Work order »
Within the listing below, the lines to output run from the one containing "0.6412 | 0.8588 |" through the one containing "δ_QIS = −(ν_Q²/30ν₀²)[I(I+1)"; copy them exactly and nothing else.

Provided data »
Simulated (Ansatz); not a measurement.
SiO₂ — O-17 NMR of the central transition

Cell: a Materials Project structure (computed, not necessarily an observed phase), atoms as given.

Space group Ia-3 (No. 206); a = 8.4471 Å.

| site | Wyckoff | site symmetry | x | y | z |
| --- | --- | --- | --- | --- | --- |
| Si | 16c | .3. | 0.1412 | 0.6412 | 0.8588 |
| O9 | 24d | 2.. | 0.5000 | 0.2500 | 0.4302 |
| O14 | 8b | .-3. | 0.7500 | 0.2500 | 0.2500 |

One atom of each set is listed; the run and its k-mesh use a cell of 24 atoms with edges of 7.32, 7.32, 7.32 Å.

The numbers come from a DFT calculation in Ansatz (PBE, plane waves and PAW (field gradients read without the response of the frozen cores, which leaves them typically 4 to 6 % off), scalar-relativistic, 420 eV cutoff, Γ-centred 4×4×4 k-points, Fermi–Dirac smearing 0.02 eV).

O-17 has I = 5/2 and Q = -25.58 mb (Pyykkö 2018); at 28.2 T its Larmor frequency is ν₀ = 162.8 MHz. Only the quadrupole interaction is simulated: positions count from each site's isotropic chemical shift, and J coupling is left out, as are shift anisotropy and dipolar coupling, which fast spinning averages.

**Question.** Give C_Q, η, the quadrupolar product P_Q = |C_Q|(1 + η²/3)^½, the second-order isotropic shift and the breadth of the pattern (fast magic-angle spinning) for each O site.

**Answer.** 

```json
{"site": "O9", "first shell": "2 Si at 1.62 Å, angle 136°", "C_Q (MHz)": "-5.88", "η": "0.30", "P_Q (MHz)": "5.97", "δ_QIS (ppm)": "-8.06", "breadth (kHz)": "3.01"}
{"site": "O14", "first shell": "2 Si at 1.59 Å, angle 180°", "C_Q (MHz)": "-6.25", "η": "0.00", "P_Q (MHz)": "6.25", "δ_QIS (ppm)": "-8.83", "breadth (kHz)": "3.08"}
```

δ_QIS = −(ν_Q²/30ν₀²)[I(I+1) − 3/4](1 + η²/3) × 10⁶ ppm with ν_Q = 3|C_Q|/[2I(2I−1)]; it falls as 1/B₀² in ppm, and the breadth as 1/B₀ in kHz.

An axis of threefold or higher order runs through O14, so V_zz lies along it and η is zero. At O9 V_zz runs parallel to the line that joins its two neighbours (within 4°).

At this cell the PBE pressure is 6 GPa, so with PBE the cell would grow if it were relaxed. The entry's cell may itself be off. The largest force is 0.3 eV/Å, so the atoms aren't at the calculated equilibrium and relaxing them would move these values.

Task response »
| Si | 16c | .3. | 0.1412 | 0.6412 | 0.8588 |
| O9 | 24d | 2.. | 0.5000 | 0.2500 | 0.4302 |
| O14 | 8b | .-3. | 0.7500 | 0.2500 | 0.2500 |

One atom of each set is listed; the run and its k-mesh use a cell of 24 atoms with edges of 7.32, 7.32, 7.32 Å.

The numbers come from a DFT calculation in Ansatz (PBE, plane waves and PAW (field gradients read without the response of the frozen cores, which leaves them typically 4 to 6 % off), scalar-relativistic, 420 eV cutoff, Γ-centred 4×4×4 k-points, Fermi–Dirac smearing 0.02 eV).

O-17 has I = 5/2 and Q = -25.58 mb (Pyykkö 2018); at 28.2 T its Larmor frequency is ν₀ = 162.8 MHz. Only the quadrupole interaction is simulated: positions count from each site's isotropic chemical shift, and J coupling is left out, as are shift anisotropy and dipolar coupling, which fast spinning averages.

**Question.** Give C_Q, η, the quadrupolar product P_Q = |C_Q|(1 + η²/3)^½, the second-order isotropic shift and the breadth of the pattern (fast magic-angle spinning) for each O site.

**Answer.** 

```json
{"site": "O9", "first shell": "2 Si at 1.62 Å, angle 136°", "C_Q (MHz)": "-5.88", "η": "0.30", "P_Q (MHz)": "5.97", "δ_QIS (ppm)": "-8.06", "breadth (kHz)": "3.01"}
{"site": "O14", "first shell": "2 Si at 1.59 Å, angle 180°", "C_Q (MHz)": "-6.25", "η": "0.00", "P_Q (MHz)": "6.25", "δ_QIS (ppm)": "-8.83", "breadth (kHz)": "3.08"}
```

δ_QIS = −(ν_Q²/30ν₀²)[I(I+1) − 3/4](1 + η²/3) × 10⁶ ppm with ν_Q = 3|C_Q|/[2I(2I−1)]; it falls as 1/B₀² in ppm, and the breadth as 1/B₀ in kHz.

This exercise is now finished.